*** Begin section ***

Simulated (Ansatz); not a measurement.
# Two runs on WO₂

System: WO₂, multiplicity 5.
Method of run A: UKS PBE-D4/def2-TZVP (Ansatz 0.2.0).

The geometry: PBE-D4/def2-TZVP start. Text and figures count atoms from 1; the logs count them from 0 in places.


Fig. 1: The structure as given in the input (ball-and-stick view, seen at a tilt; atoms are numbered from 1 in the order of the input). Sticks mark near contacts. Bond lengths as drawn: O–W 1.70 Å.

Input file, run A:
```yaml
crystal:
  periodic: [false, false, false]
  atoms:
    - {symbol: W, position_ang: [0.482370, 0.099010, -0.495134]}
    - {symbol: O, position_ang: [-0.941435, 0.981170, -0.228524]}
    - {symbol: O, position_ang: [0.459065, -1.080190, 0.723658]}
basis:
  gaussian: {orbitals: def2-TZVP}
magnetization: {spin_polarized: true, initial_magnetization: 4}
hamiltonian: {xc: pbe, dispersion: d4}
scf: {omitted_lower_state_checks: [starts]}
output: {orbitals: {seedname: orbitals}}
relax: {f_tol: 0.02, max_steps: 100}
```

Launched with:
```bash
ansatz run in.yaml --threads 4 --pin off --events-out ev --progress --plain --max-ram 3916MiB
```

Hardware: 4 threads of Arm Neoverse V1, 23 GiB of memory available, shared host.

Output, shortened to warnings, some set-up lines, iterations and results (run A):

*** End section ***

◆ **Assigned task**
Print out the data exactly once more.

◆ **Solution**
Simulated (Ansatz); not a measurement.
# Two runs on WO₂

System: WO₂, multiplicity 5.
Method of run A: UKS PBE-D4/def2-TZVP (Ansatz 0.2.0).

The geometry: PBE-D4/def2-TZVP start. Text and figures count atoms from 1; the logs count them from 0 in places.


Fig. 1: The structure as given in the input (ball-and-stick view, seen at a tilt; atoms are numbered from 1 in the order of the input). Sticks mark near contacts. Bond lengths as drawn: O–W 1.70 Å.

Input file, run A:
```yaml
crystal:
  periodic: [false, false, false]
  atoms:
    - {symbol: W, position_ang: [0.482370, 0.099010, -0.495134]}
    - {symbol: O, position_ang: [-0.941435, 0.981170, -0.228524]}
    - {symbol: O, position_ang: [0.459065, -1.080190, 0.723658]}
basis:
  gaussian: {orbitals: def2-TZVP}
magnetization: {spin_polarized: true, initial_magnetization: 4}
hamiltonian: {xc: pbe, dispersion: d4}
scf: {omitted_lower_state_checks: [starts]}
output: {orbitals: {seedname: orbitals}}
relax: {f_tol: 0.02, max_steps: 100}
```

Launched with:
```bash
ansatz run in.yaml --threads 4 --pin off --events-out ev --progress --plain --max-ram 3916MiB
```

Hardware: 4 threads of Arm Neoverse V1, 23 GiB of memory available, shared host.

Output, shortened to warnings, some set-up lines, iterations and results (run A):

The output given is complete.